___

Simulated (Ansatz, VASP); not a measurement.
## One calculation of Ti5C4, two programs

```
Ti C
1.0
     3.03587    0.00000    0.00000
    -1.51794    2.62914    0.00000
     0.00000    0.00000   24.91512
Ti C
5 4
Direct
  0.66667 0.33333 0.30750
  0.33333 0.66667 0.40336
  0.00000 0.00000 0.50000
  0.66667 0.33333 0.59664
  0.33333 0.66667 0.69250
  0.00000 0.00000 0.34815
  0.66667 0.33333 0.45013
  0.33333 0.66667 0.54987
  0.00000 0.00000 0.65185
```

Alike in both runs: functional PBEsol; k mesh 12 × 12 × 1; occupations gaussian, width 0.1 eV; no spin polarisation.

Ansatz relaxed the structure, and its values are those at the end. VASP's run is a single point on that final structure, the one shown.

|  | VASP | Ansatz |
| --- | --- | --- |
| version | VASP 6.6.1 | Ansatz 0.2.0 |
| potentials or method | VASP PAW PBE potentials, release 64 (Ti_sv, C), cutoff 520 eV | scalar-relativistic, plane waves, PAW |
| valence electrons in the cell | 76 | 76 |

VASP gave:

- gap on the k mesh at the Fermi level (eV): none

___

Each record above must be given again exactly as written.

Simulated (Ansatz, VASP); not a measurement.
## One calculation of Ti5C4, two programs

```
Ti C
1.0
     3.03587    0.00000    0.00000
    -1.51794    2.62914    0.00000
     0.00000    0.00000   24.91512
Ti C
5 4
Direct
  0.66667 0.33333 0.30750
  0.33333 0.66667 0.40336
  0.00000 0.00000 0.50000
  0.66667 0.33333 0.59664
  0.33333 0.66667 0.69250
  0.00000 0.00000 0.34815
  0.66667 0.33333 0.45013
  0.33333 0.66667 0.54987
  0.00000 0.00000 0.65185
```

Alike in both runs: functional PBEsol; k mesh 12 × 12 × 1; occupations gaussian, width 0.1 eV; no spin polarisation.

Ansatz relaxed the structure, and its values are those at the end. VASP's run is a single point on that final structure, the one shown.

|  | VASP | Ansatz |
| --- | --- | --- |
| version | VASP 6.6.1 | Ansatz 0.2.0 |
| potentials or method | VASP PAW PBE potentials, release 64 (Ti_sv, C), cutoff 520 eV | scalar-relativistic, plane waves, PAW |
| valence electrons in the cell | 76 | 76 |

VASP gave:

- gap on the k mesh at the Fermi level (eV): none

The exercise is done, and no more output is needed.